- _Work instruction_: The line that contains "tinyqc, about 0.7" marks the end: retype the data below exactly from its first line through that line.

Segment Open
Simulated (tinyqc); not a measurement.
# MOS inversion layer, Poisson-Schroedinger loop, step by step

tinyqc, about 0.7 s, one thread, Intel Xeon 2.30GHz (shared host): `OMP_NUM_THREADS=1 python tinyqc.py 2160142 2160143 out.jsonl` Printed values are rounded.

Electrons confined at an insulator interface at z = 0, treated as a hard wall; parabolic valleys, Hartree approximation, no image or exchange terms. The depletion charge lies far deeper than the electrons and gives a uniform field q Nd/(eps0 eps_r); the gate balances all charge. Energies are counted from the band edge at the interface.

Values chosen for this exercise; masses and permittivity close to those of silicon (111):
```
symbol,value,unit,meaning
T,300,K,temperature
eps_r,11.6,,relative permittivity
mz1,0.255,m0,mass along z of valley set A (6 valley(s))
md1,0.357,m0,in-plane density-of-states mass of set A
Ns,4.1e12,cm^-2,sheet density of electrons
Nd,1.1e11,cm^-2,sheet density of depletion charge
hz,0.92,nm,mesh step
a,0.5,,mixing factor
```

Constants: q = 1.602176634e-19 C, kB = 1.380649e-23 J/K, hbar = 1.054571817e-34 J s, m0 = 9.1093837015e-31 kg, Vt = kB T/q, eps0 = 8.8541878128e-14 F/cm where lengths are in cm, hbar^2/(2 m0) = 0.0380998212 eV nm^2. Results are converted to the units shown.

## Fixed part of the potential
Segment Closed

- _Response_:
Simulated (tinyqc); not a measurement.
# MOS inversion layer, Poisson-Schroedinger loop, step by step

tinyqc, about 0.7 s, one thread, Intel Xeon 2.30GHz (shared host): `OMP_NUM_THREADS=1 python tinyqc.py 2160142 2160143 out.jsonl` Printed values are rounded.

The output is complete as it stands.